• _Work task_: Records appear below. Give all of them again, exactly.

• _Information_:
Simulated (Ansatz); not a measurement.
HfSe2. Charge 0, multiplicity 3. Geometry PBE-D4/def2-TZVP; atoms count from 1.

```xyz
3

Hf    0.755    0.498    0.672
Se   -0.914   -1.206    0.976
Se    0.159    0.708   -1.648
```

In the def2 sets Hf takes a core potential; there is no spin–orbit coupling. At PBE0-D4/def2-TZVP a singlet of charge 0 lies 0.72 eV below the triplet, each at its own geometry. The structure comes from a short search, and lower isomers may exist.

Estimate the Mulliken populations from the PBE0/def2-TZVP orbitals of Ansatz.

• _Exercise answer_:
Simulated (Ansatz); not a measurement.
HfSe2. Charge 0, multiplicity 3. Geometry PBE-D4/def2-TZVP; atoms count from 1.

```xyz
3

Hf    0.755    0.498    0.672
Se   -0.914   -1.206    0.976
Se    0.159    0.708   -1.648
```

In the def2 sets Hf takes a core potential; there is no spin–orbit coupling. At PBE0-D4/def2-TZVP a singlet of charge 0 lies 0.72 eV below the triplet, each at its own geometry. The structure comes from a short search, and lower isomers may exist.

Estimate the Mulliken populations from the PBE0/def2-TZVP orbitals of Ansatz.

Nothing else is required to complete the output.